(Record excerpts Opens)

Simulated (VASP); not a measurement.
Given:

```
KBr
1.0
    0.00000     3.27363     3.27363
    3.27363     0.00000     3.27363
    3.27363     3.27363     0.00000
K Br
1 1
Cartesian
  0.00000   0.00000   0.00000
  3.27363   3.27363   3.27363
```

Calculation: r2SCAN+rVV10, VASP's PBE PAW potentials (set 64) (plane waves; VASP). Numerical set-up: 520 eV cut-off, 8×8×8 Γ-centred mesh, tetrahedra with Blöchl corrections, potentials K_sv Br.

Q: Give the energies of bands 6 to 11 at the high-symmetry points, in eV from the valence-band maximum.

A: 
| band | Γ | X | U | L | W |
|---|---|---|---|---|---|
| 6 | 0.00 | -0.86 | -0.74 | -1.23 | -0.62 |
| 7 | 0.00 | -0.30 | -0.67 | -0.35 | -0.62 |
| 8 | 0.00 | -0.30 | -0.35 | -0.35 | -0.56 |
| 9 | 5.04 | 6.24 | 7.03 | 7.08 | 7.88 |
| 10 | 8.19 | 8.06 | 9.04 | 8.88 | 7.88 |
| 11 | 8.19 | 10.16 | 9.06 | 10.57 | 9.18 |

(Record excerpts Closes)

Work task
From the first line of the material above down to the line with "8.88 | 7.88 |", output each line exactly; include both of those lines and add no others.

Solution
Simulated (VASP); not a measurement.
Given:

```
KBr
1.0
    0.00000     3.27363     3.27363
    3.27363     0.00000     3.27363
    3.27363     3.27363     0.00000
K Br
1 1
Cartesian
  0.00000   0.00000   0.00000
  3.27363   3.27363   3.27363
```

Calculation: r2SCAN+rVV10, VASP's PBE PAW potentials (set 64) (plane waves; VASP). Numerical set-up: 520 eV cut-off, 8×8×8 Γ-centred mesh, tetrahedra with Blöchl corrections, potentials K_sv Br.

Q: Give the energies of bands 6 to 11 at the high-symmetry points, in eV from the valence-band maximum.

A: 
| band | Γ | X | U | L | W |
|---|---|---|---|---|---|
| 6 | 0.00 | -0.86 | -0.74 | -1.23 | -0.62 |
| 7 | 0.00 | -0.30 | -0.67 | -0.35 | -0.62 |
| 8 | 0.00 | -0.30 | -0.35 | -0.35 | -0.56 |
| 9 | 5.04 | 6.24 | 7.03 | 7.08 | 7.88 |
| 10 | 8.19 | 8.06 | 9.04 | 8.88 | 7.88 |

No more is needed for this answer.